_Brief_
In the data below, find the line that contains "# Au in Quantum" and the line that contains "Quantum ESPRESSO 7.5". Copy both, plus every line between them, exactly.

_Information shown_
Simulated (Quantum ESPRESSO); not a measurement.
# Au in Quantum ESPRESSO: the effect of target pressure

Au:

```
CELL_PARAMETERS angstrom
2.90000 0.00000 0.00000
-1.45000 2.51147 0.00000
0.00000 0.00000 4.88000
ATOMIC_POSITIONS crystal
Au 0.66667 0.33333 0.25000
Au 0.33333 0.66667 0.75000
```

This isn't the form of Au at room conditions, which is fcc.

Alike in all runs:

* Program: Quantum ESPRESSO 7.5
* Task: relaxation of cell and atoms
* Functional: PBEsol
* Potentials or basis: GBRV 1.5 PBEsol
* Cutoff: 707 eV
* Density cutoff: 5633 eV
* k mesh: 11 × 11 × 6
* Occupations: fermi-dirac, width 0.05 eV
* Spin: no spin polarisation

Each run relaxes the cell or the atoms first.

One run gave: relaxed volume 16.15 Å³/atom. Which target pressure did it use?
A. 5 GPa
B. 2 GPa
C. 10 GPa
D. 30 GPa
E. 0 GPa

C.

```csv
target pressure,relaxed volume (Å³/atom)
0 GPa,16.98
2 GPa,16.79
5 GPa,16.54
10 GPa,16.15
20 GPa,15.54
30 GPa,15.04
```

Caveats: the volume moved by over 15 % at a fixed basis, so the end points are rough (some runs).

_Your solution_
# Au in Quantum ESPRESSO: the effect of target pressure

Au:

```
CELL_PARAMETERS angstrom
2.90000 0.00000 0.00000
-1.45000 2.51147 0.00000
0.00000 0.00000 4.88000
ATOMIC_POSITIONS crystal
Au 0.66667 0.33333 0.25000
Au 0.33333 0.66667 0.75000
```

This isn't the form of Au at room conditions, which is fcc.

Alike in all runs:

* Program: Quantum ESPRESSO 7.5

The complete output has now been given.